——

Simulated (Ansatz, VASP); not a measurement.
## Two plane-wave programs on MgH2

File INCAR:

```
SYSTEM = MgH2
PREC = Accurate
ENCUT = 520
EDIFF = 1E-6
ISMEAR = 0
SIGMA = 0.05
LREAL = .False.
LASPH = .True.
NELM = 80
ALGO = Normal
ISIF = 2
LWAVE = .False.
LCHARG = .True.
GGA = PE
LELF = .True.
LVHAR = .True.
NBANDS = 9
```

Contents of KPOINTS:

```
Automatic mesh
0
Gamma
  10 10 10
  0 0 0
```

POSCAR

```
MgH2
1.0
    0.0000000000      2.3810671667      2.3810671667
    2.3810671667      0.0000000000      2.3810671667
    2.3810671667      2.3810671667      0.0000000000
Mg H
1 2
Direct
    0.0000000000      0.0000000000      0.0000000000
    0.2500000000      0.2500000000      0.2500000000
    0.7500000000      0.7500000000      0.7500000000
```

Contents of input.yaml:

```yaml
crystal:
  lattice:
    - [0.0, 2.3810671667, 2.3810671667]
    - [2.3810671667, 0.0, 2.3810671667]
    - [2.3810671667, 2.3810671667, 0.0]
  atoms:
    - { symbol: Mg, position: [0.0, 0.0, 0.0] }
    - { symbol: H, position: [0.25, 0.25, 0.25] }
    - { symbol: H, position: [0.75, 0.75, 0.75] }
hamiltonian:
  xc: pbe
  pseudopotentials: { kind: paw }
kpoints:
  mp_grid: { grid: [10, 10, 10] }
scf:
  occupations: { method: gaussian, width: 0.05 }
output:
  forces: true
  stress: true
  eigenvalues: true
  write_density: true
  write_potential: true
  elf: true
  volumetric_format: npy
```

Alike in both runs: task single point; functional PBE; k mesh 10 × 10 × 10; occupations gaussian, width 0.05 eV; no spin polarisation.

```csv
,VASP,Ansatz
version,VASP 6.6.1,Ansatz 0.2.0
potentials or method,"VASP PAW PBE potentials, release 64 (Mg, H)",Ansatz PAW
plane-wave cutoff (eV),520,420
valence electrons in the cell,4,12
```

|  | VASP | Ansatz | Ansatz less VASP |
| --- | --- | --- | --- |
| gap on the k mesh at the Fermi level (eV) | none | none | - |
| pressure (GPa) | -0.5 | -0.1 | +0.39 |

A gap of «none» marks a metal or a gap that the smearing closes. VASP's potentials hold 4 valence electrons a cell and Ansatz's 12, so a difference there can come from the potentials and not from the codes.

——

TASK ITEM: Print, exactly as written, the first line of the records above and each line after it until the line with "-0.1 | +0.39 |", which is printed too.

TASK SOLUTION:
Simulated (Ansatz, VASP); not a measurement.
## Two plane-wave programs on MgH2

File INCAR:

```
SYSTEM = MgH2
PREC = Accurate
ENCUT = 520
EDIFF = 1E-6
ISMEAR = 0
SIGMA = 0.05
LREAL = .False.
LASPH = .True.
NELM = 80
ALGO = Normal
ISIF = 2
LWAVE = .False.
LCHARG = .True.
GGA = PE
LELF = .True.
LVHAR = .True.
NBANDS = 9
```

Contents of KPOINTS:

```
Automatic mesh
0
Gamma
  10 10 10
  0 0 0
```

POSCAR

```
MgH2
1.0
    0.0000000000      2.3810671667      2.3810671667
    2.3810671667      0.0000000000      2.3810671667
    2.3810671667      2.3810671667      0.0000000000
Mg H
1 2
Direct
    0.0000000000      0.0000000000      0.0000000000
    0.2500000000      0.2500000000      0.2500000000
    0.7500000000      0.7500000000      0.7500000000
```

Contents of input.yaml:

```yaml
crystal:
  lattice:
    - [0.0, 2.3810671667, 2.3810671667]
    - [2.3810671667, 0.0, 2.3810671667]
    - [2.3810671667, 2.3810671667, 0.0]
  atoms:
    - { symbol: Mg, position: [0.0, 0.0, 0.0] }
    - { symbol: H, position: [0.25, 0.25, 0.25] }
    - { symbol: H, position: [0.75, 0.75, 0.75] }
hamiltonian:
  xc: pbe
  pseudopotentials: { kind: paw }
kpoints:
  mp_grid: { grid: [10, 10, 10] }
scf:
  occupations: { method: gaussian, width: 0.05 }
output:
  forces: true
  stress: true
  eigenvalues: true
  write_density: true
  write_potential: true
  elf: true
  volumetric_format: npy
```

Alike in both runs: task single point; functional PBE; k mesh 10 × 10 × 10; occupations gaussian, width 0.05 eV; no spin polarisation.

```csv
,VASP,Ansatz
version,VASP 6.6.1,Ansatz 0.2.0
potentials or method,"VASP PAW PBE potentials, release 64 (Mg, H)",Ansatz PAW
plane-wave cutoff (eV),520,420
valence electrons in the cell,4,12
```

|  | VASP | Ansatz | Ansatz less VASP |
| --- | --- | --- | --- |
| gap on the k mesh at the Fermi level (eV) | none | none | - |
| pressure (GPa) | -0.5 | -0.1 | +0.39 |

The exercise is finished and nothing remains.